▶ Work item:
Repeat the lines of the data that follow, please, starting at the first and stopping after the one with "## Calculated data, Hf36O71".

▶ Material provided:
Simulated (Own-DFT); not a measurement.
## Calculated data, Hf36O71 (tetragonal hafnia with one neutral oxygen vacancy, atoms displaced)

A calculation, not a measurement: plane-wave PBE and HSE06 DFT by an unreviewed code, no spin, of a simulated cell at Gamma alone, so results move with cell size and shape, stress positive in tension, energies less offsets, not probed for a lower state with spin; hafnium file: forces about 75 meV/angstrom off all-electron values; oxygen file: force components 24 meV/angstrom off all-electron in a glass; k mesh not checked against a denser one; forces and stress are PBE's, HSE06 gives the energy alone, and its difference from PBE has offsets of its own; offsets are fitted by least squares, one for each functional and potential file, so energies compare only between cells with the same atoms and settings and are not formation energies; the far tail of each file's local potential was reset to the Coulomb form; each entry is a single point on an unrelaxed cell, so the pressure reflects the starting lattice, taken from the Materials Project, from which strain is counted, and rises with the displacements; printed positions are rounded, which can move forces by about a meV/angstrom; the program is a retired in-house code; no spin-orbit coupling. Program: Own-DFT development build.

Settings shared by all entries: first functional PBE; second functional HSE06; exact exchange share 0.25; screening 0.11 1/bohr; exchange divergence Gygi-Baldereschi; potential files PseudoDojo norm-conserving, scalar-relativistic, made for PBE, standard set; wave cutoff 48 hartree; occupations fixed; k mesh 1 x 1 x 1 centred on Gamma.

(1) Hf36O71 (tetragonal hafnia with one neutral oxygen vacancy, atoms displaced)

▶ Problem solution:
Simulated (Own-DFT); not a measurement.
## Calculated data, Hf36O71 (tetragonal hafnia with one neutral oxygen vacancy, atoms displaced)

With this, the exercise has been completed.